**EXTRACTED ENTRIES**
--------
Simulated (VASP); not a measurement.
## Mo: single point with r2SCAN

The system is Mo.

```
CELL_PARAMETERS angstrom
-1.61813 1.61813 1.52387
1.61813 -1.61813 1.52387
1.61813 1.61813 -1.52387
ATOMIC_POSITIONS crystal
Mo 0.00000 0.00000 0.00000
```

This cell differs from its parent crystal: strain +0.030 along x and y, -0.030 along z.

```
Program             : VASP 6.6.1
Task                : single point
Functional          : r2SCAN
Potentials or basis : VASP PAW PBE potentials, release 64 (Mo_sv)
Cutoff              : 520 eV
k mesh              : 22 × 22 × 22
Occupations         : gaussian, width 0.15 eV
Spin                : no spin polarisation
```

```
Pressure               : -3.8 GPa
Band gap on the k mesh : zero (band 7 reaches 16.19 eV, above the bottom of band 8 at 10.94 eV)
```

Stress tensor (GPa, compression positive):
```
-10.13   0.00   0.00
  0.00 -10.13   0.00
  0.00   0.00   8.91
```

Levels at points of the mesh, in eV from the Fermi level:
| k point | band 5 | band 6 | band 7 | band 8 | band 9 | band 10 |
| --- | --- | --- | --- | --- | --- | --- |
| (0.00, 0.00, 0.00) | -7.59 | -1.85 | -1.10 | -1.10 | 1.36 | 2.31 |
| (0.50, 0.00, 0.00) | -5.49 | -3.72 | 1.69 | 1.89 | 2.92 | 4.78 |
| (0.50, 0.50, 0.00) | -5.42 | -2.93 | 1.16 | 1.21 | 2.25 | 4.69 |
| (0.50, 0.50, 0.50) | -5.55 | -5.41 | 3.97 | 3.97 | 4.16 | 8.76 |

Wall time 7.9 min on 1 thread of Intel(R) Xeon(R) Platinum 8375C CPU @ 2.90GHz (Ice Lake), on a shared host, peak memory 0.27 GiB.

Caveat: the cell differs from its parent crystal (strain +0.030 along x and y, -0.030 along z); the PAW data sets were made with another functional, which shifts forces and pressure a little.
--------

Working from the records above, write out verbatim only the lines from the line containing "4.16 | 8.76 |" through the line containing "Wall time 7.9".

| (0.50, 0.50, 0.50) | -5.55 | -5.41 | 3.97 | 3.97 | 4.16 | 8.76 |

Wall time 7.9 min on 1 thread of Intel(R) Xeon(R) Platinum 8375C CPU @ 2.90GHz (Ice Lake), on a shared host, peak memory 0.27 GiB.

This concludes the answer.